Work task> Output the data word for word. Begin at its first line and end at the line with "a**: 6.134 Å".

Data>
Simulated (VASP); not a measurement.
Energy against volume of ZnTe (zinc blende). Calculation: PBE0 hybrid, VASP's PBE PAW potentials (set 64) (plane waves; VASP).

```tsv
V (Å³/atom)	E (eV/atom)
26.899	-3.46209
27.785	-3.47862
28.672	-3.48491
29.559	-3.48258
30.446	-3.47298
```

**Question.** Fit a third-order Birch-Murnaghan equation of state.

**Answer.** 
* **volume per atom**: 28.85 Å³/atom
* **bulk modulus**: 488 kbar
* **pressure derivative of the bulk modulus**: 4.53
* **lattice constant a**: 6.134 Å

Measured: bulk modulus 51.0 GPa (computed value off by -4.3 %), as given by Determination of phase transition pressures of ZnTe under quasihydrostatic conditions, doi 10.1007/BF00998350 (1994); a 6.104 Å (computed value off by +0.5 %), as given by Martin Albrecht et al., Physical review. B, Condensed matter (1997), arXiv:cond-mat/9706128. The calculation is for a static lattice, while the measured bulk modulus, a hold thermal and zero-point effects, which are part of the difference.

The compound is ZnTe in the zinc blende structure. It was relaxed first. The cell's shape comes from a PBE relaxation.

Exercise output>
Simulated (VASP); not a measurement.
Energy against volume of ZnTe (zinc blende). Calculation: PBE0 hybrid, VASP's PBE PAW potentials (set 64) (plane waves; VASP).

```tsv
V (Å³/atom)	E (eV/atom)
26.899	-3.46209
27.785	-3.47862
28.672	-3.48491
29.559	-3.48258
30.446	-3.47298
```

**Question.** Fit a third-order Birch-Murnaghan equation of state.

**Answer.** 
* **volume per atom**: 28.85 Å³/atom
* **bulk modulus**: 488 kbar
* **pressure derivative of the bulk modulus**: 4.53
* **lattice constant a**: 6.134 Å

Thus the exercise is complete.